· · · ·

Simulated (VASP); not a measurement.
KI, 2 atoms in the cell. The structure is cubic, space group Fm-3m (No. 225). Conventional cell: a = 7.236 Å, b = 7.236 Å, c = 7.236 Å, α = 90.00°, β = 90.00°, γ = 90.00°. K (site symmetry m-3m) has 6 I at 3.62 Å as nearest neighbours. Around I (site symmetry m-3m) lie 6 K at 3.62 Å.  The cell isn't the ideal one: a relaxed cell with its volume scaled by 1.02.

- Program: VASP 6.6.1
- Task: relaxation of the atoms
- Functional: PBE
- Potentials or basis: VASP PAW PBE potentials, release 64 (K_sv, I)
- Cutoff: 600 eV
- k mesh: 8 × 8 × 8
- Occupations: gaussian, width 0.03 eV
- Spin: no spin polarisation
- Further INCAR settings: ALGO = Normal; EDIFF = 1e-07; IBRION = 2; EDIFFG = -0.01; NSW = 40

· · · ·

WORK ORDER —
Reproduce every record above, word for word.

TASK ANSWER —
Simulated (VASP); not a measurement.
KI, 2 atoms in the cell. The structure is cubic, space group Fm-3m (No. 225). Conventional cell: a = 7.236 Å, b = 7.236 Å, c = 7.236 Å, α = 90.00°, β = 90.00°, γ = 90.00°. K (site symmetry m-3m) has 6 I at 3.62 Å as nearest neighbours. Around I (site symmetry m-3m) lie 6 K at 3.62 Å.  The cell isn't the ideal one: a relaxed cell with its volume scaled by 1.02.

- Program: VASP 6.6.1
- Task: relaxation of the atoms
- Functional: PBE
- Potentials or basis: VASP PAW PBE potentials, release 64 (K_sv, I)
- Cutoff: 600 eV
- k mesh: 8 × 8 × 8
- Occupations: gaussian, width 0.03 eV
- Spin: no spin polarisation
- Further INCAR settings: ALGO = Normal; EDIFF = 1e-07; IBRION = 2; EDIFFG = -0.01; NSW = 40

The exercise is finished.